** Stored data **
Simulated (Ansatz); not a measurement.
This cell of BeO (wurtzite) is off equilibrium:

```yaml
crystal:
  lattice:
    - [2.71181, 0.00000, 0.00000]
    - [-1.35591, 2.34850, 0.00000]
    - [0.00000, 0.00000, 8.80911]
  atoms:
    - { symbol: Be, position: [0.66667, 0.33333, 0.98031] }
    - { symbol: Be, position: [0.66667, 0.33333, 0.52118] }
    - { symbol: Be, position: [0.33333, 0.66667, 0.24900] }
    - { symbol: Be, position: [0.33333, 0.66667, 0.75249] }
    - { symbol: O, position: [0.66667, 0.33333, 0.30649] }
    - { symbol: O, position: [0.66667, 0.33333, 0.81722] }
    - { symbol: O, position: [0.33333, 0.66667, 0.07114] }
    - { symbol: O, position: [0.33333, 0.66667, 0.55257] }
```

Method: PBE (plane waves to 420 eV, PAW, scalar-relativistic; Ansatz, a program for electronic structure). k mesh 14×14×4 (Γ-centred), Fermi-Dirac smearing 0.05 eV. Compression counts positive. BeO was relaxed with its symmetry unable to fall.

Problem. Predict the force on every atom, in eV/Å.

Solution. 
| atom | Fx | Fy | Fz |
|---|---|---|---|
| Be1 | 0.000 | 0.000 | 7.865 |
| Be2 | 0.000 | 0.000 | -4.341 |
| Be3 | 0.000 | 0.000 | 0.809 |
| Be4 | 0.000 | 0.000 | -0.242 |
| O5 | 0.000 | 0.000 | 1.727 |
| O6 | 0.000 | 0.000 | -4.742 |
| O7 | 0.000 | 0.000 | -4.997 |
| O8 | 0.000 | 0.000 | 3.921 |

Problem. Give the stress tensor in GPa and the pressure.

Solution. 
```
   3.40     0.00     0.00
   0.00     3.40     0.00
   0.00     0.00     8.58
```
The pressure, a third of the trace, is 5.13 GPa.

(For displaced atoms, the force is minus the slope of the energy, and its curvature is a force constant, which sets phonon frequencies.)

** Exercise **
Give back the opening line of the records above and every line after it, up to and including the one with "The pressure, a", unchanged.

** Answer section **
Simulated (Ansatz); not a measurement.
This cell of BeO (wurtzite) is off equilibrium:

```yaml
crystal:
  lattice:
    - [2.71181, 0.00000, 0.00000]
    - [-1.35591, 2.34850, 0.00000]
    - [0.00000, 0.00000, 8.80911]
  atoms:
    - { symbol: Be, position: [0.66667, 0.33333, 0.98031] }
    - { symbol: Be, position: [0.66667, 0.33333, 0.52118] }
    - { symbol: Be, position: [0.33333, 0.66667, 0.24900] }
    - { symbol: Be, position: [0.33333, 0.66667, 0.75249] }
    - { symbol: O, position: [0.66667, 0.33333, 0.30649] }
    - { symbol: O, position: [0.66667, 0.33333, 0.81722] }
    - { symbol: O, position: [0.33333, 0.66667, 0.07114] }
    - { symbol: O, position: [0.33333, 0.66667, 0.55257] }
```

Method: PBE (plane waves to 420 eV, PAW, scalar-relativistic; Ansatz, a program for electronic structure). k mesh 14×14×4 (Γ-centred), Fermi-Dirac smearing 0.05 eV. Compression counts positive. BeO was relaxed with its symmetry unable to fall.

Problem. Predict the force on every atom, in eV/Å.

Solution. 
| atom | Fx | Fy | Fz |
|---|---|---|---|
| Be1 | 0.000 | 0.000 | 7.865 |
| Be2 | 0.000 | 0.000 | -4.341 |
| Be3 | 0.000 | 0.000 | 0.809 |
| Be4 | 0.000 | 0.000 | -0.242 |
| O5 | 0.000 | 0.000 | 1.727 |
| O6 | 0.000 | 0.000 | -4.742 |
| O7 | 0.000 | 0.000 | -4.997 |
| O8 | 0.000 | 0.000 | 3.921 |

Problem. Give the stress tensor in GPa and the pressure.

Solution. 
```
   3.40     0.00     0.00
   0.00     3.40     0.00
   0.00     0.00     8.58
```
The pressure, a third of the trace, is 5.13 GPa.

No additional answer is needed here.